# WORK ITEM
Nothing should be output except the lines from the top of the material below through the line that contains "K (108 atoms)?**", each exactly as written.

# DATASET CONTENT
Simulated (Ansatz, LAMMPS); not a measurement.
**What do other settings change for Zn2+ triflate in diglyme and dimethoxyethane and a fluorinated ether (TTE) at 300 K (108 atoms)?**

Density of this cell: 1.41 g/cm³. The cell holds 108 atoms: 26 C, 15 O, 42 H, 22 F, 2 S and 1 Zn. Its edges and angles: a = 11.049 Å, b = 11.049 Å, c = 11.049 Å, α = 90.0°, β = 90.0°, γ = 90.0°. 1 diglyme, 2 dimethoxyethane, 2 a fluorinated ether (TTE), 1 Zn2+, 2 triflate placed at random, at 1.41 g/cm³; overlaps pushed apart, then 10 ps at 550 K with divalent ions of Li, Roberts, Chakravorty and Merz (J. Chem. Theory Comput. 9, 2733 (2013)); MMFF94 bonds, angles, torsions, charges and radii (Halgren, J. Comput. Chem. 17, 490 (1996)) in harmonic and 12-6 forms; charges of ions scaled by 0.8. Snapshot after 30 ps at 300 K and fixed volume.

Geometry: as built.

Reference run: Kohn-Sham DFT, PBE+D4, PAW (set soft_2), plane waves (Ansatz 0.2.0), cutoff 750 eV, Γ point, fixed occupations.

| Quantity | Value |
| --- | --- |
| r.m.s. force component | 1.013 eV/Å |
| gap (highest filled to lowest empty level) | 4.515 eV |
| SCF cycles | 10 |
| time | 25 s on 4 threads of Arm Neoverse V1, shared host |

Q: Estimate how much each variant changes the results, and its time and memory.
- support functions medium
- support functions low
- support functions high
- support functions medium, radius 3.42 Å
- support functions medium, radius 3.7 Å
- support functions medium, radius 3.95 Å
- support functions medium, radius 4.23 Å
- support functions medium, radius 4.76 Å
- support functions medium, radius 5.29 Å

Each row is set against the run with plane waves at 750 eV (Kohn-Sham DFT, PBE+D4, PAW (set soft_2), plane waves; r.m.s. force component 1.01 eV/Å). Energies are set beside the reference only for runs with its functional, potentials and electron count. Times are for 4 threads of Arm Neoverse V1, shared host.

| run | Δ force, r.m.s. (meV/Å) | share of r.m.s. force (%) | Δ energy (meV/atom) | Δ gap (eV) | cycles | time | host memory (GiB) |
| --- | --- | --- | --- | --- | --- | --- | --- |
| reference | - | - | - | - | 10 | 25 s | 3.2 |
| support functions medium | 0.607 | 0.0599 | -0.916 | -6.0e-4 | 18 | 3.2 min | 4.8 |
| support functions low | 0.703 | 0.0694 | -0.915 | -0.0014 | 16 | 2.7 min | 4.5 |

# EXPECTED ANSWER
Simulated (Ansatz, LAMMPS); not a measurement.
**What do other settings change for Zn2+ triflate in diglyme and dimethoxyethane and a fluorinated ether (TTE) at 300 K (108 atoms)?**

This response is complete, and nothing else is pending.